===============

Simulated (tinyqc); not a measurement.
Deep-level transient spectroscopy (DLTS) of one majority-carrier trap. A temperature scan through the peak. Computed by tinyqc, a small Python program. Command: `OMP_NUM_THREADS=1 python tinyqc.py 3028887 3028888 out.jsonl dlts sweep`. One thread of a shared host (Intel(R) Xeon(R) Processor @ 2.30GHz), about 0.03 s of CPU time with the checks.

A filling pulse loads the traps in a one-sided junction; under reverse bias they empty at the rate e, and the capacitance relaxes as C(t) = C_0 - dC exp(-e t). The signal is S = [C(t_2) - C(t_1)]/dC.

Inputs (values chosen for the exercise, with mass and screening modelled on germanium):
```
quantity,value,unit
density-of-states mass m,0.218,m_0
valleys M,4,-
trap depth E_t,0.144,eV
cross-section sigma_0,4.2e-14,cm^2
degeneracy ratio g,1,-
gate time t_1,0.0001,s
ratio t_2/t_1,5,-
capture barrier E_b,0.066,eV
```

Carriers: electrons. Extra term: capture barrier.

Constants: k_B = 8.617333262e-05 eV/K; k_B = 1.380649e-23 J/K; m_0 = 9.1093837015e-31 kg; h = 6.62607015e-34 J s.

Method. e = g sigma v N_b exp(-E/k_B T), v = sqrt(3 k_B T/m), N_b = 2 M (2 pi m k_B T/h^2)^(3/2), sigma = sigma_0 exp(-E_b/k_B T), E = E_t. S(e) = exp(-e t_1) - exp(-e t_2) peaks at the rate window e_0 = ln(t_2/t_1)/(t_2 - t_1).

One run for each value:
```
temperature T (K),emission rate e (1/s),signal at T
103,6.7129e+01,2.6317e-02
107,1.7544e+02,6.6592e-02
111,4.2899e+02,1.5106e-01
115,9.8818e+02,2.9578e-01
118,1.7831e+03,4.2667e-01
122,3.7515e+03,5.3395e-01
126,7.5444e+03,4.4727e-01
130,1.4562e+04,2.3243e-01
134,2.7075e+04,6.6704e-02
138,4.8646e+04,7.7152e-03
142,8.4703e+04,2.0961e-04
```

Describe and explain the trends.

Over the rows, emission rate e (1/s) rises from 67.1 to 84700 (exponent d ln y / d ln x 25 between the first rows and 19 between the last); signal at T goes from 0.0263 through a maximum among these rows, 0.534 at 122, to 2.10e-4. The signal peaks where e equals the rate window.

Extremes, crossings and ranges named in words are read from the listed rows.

===============

● ASSIGNED TASK: Starting with the line above that holds "Deep-level transient spectroscopy" and stopping with the line that holds "Constants: k_B = 8.617333262e-05", reproduce each line exactly, omitting all other lines.

● TASK ANSWER:
Deep-level transient spectroscopy (DLTS) of one majority-carrier trap. A temperature scan through the peak. Computed by tinyqc, a small Python program. Command: `OMP_NUM_THREADS=1 python tinyqc.py 3028887 3028888 out.jsonl dlts sweep`. One thread of a shared host (Intel(R) Xeon(R) Processor @ 2.30GHz), about 0.03 s of CPU time with the checks.

A filling pulse loads the traps in a one-sided junction; under reverse bias they empty at the rate e, and the capacitance relaxes as C(t) = C_0 - dC exp(-e t). The signal is S = [C(t_2) - C(t_1)]/dC.

Inputs (values chosen for the exercise, with mass and screening modelled on germanium):
```
quantity,value,unit
density-of-states mass m,0.218,m_0
valleys M,4,-
trap depth E_t,0.144,eV
cross-section sigma_0,4.2e-14,cm^2
degeneracy ratio g,1,-
gate time t_1,0.0001,s
ratio t_2/t_1,5,-
capture barrier E_b,0.066,eV
```

Carriers: electrons. Extra term: capture barrier.

Constants: k_B = 8.617333262e-05 eV/K; k_B = 1.380649e-23 J/K; m_0 = 9.1093837015e-31 kg; h = 6.62607015e-34 J s.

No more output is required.